TASK ITEM >> Set out exactly every line of the entries below, starting at the line that holds "Change from the" and stopping after the line that holds "VASP's potentials hold".

RECORDED DATA >>
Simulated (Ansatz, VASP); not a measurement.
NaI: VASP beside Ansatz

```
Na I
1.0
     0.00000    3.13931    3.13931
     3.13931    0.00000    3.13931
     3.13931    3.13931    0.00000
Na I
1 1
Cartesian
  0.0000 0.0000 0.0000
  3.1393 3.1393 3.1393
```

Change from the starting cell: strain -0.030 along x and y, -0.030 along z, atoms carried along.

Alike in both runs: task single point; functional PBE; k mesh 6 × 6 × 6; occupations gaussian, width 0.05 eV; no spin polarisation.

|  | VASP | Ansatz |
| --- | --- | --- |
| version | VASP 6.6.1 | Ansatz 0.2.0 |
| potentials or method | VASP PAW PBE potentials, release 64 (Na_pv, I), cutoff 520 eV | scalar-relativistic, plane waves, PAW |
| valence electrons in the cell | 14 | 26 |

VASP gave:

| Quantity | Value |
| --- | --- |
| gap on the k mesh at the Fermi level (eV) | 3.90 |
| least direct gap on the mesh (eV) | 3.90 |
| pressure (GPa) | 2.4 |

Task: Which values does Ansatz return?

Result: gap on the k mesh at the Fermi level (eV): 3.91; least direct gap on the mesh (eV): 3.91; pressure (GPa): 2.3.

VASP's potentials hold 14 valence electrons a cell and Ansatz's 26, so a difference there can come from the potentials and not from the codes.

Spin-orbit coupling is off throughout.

EXERCISE RESULT >>
Change from the starting cell: strain -0.030 along x and y, -0.030 along z, atoms carried along.

Alike in both runs: task single point; functional PBE; k mesh 6 × 6 × 6; occupations gaussian, width 0.05 eV; no spin polarisation.

|  | VASP | Ansatz |
| --- | --- | --- |
| version | VASP 6.6.1 | Ansatz 0.2.0 |
| potentials or method | VASP PAW PBE potentials, release 64 (Na_pv, I), cutoff 520 eV | scalar-relativistic, plane waves, PAW |
| valence electrons in the cell | 14 | 26 |

VASP gave:

| Quantity | Value |
| --- | --- |
| gap on the k mesh at the Fermi level (eV) | 3.90 |
| least direct gap on the mesh (eV) | 3.90 |
| pressure (GPa) | 2.4 |

Task: Which values does Ansatz return?

Result: gap on the k mesh at the Fermi level (eV): 3.91; least direct gap on the mesh (eV): 3.91; pressure (GPa): 2.3.

VASP's potentials hold 14 valence electrons a cell and Ansatz's 26, so a difference there can come from the potentials and not from the codes.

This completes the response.